- EXERCISE -
Quote the records below word for word, please, from the very first line through the one that contains "Spin: R ln 1 = 0.0 J/(mol K).", and nothing beyond it.

[DATA FOR REVIEW — start]

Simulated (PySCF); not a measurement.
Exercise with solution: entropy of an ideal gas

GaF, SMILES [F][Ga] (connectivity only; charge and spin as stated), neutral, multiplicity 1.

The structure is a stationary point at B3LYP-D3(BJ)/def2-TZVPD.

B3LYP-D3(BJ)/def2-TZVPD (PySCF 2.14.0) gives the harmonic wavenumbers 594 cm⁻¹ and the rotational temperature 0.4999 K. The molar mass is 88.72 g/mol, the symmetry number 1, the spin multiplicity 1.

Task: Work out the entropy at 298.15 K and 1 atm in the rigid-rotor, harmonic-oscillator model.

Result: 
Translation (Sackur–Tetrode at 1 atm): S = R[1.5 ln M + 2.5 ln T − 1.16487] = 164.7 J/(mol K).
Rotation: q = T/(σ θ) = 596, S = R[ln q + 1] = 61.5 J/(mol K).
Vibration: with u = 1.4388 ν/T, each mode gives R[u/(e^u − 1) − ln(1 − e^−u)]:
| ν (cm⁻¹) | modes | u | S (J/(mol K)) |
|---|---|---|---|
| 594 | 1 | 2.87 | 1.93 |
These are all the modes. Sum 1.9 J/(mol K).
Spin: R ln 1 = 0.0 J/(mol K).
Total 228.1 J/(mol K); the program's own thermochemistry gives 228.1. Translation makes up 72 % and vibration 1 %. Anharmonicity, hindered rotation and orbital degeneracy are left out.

[DATA FOR REVIEW — finish]

- TASK SOLUTION -
Simulated (PySCF); not a measurement.
Exercise with solution: entropy of an ideal gas

GaF, SMILES [F][Ga] (connectivity only; charge and spin as stated), neutral, multiplicity 1.

The structure is a stationary point at B3LYP-D3(BJ)/def2-TZVPD.

B3LYP-D3(BJ)/def2-TZVPD (PySCF 2.14.0) gives the harmonic wavenumbers 594 cm⁻¹ and the rotational temperature 0.4999 K. The molar mass is 88.72 g/mol, the symmetry number 1, the spin multiplicity 1.

Task: Work out the entropy at 298.15 K and 1 atm in the rigid-rotor, harmonic-oscillator model.

Result: 
Translation (Sackur–Tetrode at 1 atm): S = R[1.5 ln M + 2.5 ln T − 1.16487] = 164.7 J/(mol K).
Rotation: q = T/(σ θ) = 596, S = R[ln q + 1] = 61.5 J/(mol K).
Vibration: with u = 1.4388 ν/T, each mode gives R[u/(e^u − 1) − ln(1 − e^−u)]:
| ν (cm⁻¹) | modes | u | S (J/(mol K)) |
|---|---|---|---|
| 594 | 1 | 2.87 | 1.93 |
These are all the modes. Sum 1.9 J/(mol K).
Spin: R ln 1 = 0.0 J/(mol K).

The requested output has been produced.